• _Data supplied_:
<<<<

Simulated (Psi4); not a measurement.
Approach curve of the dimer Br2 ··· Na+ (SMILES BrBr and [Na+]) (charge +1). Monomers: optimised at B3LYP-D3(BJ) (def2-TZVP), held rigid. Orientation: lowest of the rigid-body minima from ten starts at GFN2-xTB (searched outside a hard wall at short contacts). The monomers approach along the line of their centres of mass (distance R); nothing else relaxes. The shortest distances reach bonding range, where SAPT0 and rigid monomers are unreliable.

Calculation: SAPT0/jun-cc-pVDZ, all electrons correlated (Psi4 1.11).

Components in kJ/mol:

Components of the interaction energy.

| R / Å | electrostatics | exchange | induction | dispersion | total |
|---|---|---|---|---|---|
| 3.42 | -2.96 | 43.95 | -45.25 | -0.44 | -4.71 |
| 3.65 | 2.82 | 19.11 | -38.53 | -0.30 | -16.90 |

>>>>

• _Work order_:
Write the entries out a second time. Match them exactly.

• _Answer space_:
Simulated (Psi4); not a measurement.
Approach curve of the dimer Br2 ··· Na+ (SMILES BrBr and [Na+]) (charge +1). Monomers: optimised at B3LYP-D3(BJ) (def2-TZVP), held rigid. Orientation: lowest of the rigid-body minima from ten starts at GFN2-xTB (searched outside a hard wall at short contacts). The monomers approach along the line of their centres of mass (distance R); nothing else relaxes. The shortest distances reach bonding range, where SAPT0 and rigid monomers are unreliable.

Calculation: SAPT0/jun-cc-pVDZ, all electrons correlated (Psi4 1.11).

Components in kJ/mol:

Components of the interaction energy.

| R / Å | electrostatics | exchange | induction | dispersion | total |
|---|---|---|---|---|---|
| 3.42 | -2.96 | 43.95 | -45.25 | -0.44 | -4.71 |
| 3.65 | 2.82 | 19.11 | -38.53 | -0.30 | -16.90 |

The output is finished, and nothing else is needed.